────────

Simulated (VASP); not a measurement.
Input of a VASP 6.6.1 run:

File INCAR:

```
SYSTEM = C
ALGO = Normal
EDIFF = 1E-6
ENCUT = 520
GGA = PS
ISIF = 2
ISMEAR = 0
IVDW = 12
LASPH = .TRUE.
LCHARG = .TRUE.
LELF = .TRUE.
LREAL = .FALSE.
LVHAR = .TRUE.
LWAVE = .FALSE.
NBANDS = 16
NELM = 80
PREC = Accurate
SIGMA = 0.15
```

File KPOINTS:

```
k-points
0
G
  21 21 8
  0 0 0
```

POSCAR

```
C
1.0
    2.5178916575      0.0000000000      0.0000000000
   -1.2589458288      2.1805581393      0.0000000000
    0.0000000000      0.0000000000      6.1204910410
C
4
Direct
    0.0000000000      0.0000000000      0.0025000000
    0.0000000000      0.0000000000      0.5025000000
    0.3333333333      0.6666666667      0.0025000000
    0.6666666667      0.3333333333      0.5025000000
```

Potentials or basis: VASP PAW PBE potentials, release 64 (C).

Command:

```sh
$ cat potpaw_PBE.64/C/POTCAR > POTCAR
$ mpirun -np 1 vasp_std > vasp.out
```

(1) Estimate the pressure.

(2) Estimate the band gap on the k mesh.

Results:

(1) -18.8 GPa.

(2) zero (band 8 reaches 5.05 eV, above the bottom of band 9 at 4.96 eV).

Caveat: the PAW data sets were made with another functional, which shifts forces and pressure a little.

────────

• WORK REQUEST: Give the entries again, every one of them exactly.

• EXERCISE RESPONSE:
Simulated (VASP); not a measurement.
Input of a VASP 6.6.1 run:

File INCAR:

```
SYSTEM = C
ALGO = Normal
EDIFF = 1E-6
ENCUT = 520
GGA = PS
ISIF = 2
ISMEAR = 0
IVDW = 12
LASPH = .TRUE.
LCHARG = .TRUE.
LELF = .TRUE.
LREAL = .FALSE.
LVHAR = .TRUE.
LWAVE = .FALSE.
NBANDS = 16
NELM = 80
PREC = Accurate
SIGMA = 0.15
```

File KPOINTS:

```
k-points
0
G
  21 21 8
  0 0 0
```

POSCAR

```
C
1.0
    2.5178916575      0.0000000000      0.0000000000
   -1.2589458288      2.1805581393      0.0000000000
    0.0000000000      0.0000000000      6.1204910410
C
4
Direct
    0.0000000000      0.0000000000      0.0025000000
    0.0000000000      0.0000000000      0.5025000000
    0.3333333333      0.6666666667      0.0025000000
    0.6666666667      0.3333333333      0.5025000000
```

Potentials or basis: VASP PAW PBE potentials, release 64 (C).

Command:

```sh
$ cat potpaw_PBE.64/C/POTCAR > POTCAR
$ mpirun -np 1 vasp_std > vasp.out
```

(1) Estimate the pressure.

(2) Estimate the band gap on the k mesh.

Results:

(1) -18.8 GPa.

(2) zero (band 8 reaches 5.05 eV, above the bottom of band 9 at 4.96 eV).

Caveat: the PAW data sets were made with another functional, which shifts forces and pressure a little.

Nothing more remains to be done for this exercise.